TASK ITEM: Starting with the first line below, reproduce each line exactly until you have included the one bearing "1.38 | 1.38 |".

*** DATA SUPPLIED Section Begins ***

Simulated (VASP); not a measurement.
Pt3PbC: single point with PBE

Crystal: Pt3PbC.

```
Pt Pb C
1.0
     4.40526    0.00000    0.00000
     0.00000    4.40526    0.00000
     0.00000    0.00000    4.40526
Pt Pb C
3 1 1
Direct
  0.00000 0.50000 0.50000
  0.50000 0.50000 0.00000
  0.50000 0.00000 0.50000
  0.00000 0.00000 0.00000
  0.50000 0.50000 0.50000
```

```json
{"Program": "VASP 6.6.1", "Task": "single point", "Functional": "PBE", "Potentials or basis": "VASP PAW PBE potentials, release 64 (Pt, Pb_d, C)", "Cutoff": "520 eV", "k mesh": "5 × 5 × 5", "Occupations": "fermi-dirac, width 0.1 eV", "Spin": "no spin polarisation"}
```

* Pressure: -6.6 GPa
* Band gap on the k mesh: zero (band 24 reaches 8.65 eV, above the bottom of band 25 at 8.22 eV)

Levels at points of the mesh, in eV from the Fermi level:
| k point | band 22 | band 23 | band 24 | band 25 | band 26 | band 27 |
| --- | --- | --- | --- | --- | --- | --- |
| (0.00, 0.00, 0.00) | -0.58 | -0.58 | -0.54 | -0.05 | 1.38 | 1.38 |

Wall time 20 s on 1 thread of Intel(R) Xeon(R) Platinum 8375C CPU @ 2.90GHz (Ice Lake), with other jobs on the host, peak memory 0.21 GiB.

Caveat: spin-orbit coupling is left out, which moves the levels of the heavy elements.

*** DATA SUPPLIED Section Ends ***

RESPONSE BOX:
Simulated (VASP); not a measurement.
Pt3PbC: single point with PBE

Crystal: Pt3PbC.

```
Pt Pb C
1.0
     4.40526    0.00000    0.00000
     0.00000    4.40526    0.00000
     0.00000    0.00000    4.40526
Pt Pb C
3 1 1
Direct
  0.00000 0.50000 0.50000
  0.50000 0.50000 0.00000
  0.50000 0.00000 0.50000
  0.00000 0.00000 0.00000
  0.50000 0.50000 0.50000
```

```json
{"Program": "VASP 6.6.1", "Task": "single point", "Functional": "PBE", "Potentials or basis": "VASP PAW PBE potentials, release 64 (Pt, Pb_d, C)", "Cutoff": "520 eV", "k mesh": "5 × 5 × 5", "Occupations": "fermi-dirac, width 0.1 eV", "Spin": "no spin polarisation"}
```

* Pressure: -6.6 GPa
* Band gap on the k mesh: zero (band 24 reaches 8.65 eV, above the bottom of band 25 at 8.22 eV)

Levels at points of the mesh, in eV from the Fermi level:
| k point | band 22 | band 23 | band 24 | band 25 | band 26 | band 27 |
| --- | --- | --- | --- | --- | --- | --- |
| (0.00, 0.00, 0.00) | -0.58 | -0.58 | -0.54 | -0.05 | 1.38 | 1.38 |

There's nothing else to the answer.